== DATASET RECORDS ==
<<<<

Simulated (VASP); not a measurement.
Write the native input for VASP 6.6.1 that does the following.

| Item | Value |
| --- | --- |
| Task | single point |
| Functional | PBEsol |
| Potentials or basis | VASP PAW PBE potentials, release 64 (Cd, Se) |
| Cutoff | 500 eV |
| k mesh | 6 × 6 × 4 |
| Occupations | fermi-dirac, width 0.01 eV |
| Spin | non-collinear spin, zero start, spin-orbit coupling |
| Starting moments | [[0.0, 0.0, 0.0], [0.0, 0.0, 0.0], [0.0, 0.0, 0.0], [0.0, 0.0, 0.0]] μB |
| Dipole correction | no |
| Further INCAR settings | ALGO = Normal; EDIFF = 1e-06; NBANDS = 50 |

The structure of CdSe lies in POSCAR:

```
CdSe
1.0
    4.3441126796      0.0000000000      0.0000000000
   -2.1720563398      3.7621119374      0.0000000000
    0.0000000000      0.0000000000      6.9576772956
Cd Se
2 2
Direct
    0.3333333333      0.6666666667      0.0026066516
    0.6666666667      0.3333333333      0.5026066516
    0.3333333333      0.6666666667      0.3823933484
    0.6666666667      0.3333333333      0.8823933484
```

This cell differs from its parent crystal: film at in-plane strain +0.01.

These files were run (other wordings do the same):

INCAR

>>>>

== WORK ITEM ==
Would you write out the full set of records above without alteration?

== ANSWER SPACE ==
Simulated (VASP); not a measurement.
Write the native input for VASP 6.6.1 that does the following.

| Item | Value |
| --- | --- |
| Task | single point |
| Functional | PBEsol |
| Potentials or basis | VASP PAW PBE potentials, release 64 (Cd, Se) |
| Cutoff | 500 eV |
| k mesh | 6 × 6 × 4 |
| Occupations | fermi-dirac, width 0.01 eV |
| Spin | non-collinear spin, zero start, spin-orbit coupling |
| Starting moments | [[0.0, 0.0, 0.0], [0.0, 0.0, 0.0], [0.0, 0.0, 0.0], [0.0, 0.0, 0.0]] μB |
| Dipole correction | no |
| Further INCAR settings | ALGO = Normal; EDIFF = 1e-06; NBANDS = 50 |

The structure of CdSe lies in POSCAR:

```
CdSe
1.0
    4.3441126796      0.0000000000      0.0000000000
   -2.1720563398      3.7621119374      0.0000000000
    0.0000000000      0.0000000000      6.9576772956
Cd Se
2 2
Direct
    0.3333333333      0.6666666667      0.0026066516
    0.6666666667      0.3333333333      0.5026066516
    0.3333333333      0.6666666667      0.3823933484
    0.6666666667      0.3333333333      0.8823933484
```

This cell differs from its parent crystal: film at in-plane strain +0.01.

These files were run (other wordings do the same):

INCAR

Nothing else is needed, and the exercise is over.